◆ Assigned task ◆
Please write out each entry below exactly as it appears.

◆ Listed entries ◆
BEGIN

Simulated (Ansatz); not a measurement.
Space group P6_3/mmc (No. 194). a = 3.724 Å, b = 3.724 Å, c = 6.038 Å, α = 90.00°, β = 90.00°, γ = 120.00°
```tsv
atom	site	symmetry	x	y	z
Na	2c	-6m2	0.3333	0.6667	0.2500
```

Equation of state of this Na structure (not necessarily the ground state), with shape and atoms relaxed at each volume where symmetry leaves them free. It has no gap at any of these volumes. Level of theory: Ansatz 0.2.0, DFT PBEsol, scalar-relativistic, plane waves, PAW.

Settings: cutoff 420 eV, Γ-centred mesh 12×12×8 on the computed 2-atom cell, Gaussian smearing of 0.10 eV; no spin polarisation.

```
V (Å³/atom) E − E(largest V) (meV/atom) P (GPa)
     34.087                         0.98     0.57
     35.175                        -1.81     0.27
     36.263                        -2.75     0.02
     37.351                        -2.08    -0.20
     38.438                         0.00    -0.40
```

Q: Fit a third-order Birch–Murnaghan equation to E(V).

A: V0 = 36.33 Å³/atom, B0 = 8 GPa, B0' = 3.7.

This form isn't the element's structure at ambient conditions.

END

◆ Answer area ◆
Simulated (Ansatz); not a measurement.
Space group P6_3/mmc (No. 194). a = 3.724 Å, b = 3.724 Å, c = 6.038 Å, α = 90.00°, β = 90.00°, γ = 120.00°
```tsv
atom	site	symmetry	x	y	z
Na	2c	-6m2	0.3333	0.6667	0.2500
```

Equation of state of this Na structure (not necessarily the ground state), with shape and atoms relaxed at each volume where symmetry leaves them free. It has no gap at any of these volumes. Level of theory: Ansatz 0.2.0, DFT PBEsol, scalar-relativistic, plane waves, PAW.

Settings: cutoff 420 eV, Γ-centred mesh 12×12×8 on the computed 2-atom cell, Gaussian smearing of 0.10 eV; no spin polarisation.

```
V (Å³/atom) E − E(largest V) (meV/atom) P (GPa)
     34.087                         0.98     0.57
     35.175                        -1.81     0.27
     36.263                        -2.75     0.02
     37.351                        -2.08    -0.20
     38.438                         0.00    -0.40
```

Q: Fit a third-order Birch–Murnaghan equation to E(V).

A: V0 = 36.33 Å³/atom, B0 = 8 GPa, B0' = 3.7.

This form isn't the element's structure at ambient conditions.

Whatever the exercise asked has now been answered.